Beginning with the opening line, restate the following material exactly, up through the line that contains "A density functional".

● **Recorded data**
[Start of Attachment]
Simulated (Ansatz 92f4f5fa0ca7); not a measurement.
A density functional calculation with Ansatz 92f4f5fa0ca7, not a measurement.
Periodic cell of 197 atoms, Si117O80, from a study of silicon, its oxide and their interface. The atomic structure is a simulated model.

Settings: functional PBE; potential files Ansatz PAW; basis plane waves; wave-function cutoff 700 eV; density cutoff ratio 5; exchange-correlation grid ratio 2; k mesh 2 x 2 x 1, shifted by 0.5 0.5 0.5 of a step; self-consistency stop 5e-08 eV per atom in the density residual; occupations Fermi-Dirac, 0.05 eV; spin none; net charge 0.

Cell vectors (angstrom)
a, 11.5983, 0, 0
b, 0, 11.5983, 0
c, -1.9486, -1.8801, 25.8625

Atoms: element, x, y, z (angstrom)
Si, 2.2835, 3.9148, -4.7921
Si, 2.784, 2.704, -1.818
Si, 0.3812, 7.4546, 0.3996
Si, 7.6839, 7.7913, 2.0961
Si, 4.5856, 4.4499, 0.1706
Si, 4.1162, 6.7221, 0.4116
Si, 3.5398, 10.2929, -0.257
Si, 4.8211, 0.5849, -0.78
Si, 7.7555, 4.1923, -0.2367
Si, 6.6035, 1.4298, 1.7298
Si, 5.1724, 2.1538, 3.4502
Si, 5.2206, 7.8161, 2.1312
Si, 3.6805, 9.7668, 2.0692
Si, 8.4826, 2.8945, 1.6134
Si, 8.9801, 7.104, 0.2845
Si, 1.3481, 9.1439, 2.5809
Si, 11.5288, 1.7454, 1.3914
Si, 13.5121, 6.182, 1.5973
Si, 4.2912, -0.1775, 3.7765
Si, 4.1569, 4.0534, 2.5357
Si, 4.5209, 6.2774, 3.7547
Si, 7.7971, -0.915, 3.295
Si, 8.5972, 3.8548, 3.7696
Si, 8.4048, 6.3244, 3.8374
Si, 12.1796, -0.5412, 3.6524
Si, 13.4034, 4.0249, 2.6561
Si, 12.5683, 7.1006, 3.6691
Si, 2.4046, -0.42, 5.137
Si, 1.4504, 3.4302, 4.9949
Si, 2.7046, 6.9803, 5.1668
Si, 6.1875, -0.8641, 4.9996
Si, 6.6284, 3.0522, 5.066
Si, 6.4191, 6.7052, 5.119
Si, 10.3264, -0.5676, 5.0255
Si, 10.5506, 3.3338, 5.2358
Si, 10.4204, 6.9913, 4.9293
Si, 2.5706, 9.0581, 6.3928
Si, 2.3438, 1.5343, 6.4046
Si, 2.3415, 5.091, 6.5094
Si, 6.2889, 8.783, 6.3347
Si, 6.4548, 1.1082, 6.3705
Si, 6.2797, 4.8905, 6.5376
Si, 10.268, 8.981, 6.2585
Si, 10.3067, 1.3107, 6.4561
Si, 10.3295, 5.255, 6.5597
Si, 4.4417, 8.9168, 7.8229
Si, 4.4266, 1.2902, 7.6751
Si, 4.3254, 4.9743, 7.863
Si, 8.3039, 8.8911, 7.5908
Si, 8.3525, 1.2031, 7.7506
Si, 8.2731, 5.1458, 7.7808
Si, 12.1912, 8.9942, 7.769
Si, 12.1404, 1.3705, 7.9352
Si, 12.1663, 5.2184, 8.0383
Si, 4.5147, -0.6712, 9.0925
[End of Attachment]

● **Solution**
Simulated (Ansatz 92f4f5fa0ca7); not a measurement.
A density functional calculation with Ansatz 92f4f5fa0ca7, not a measurement.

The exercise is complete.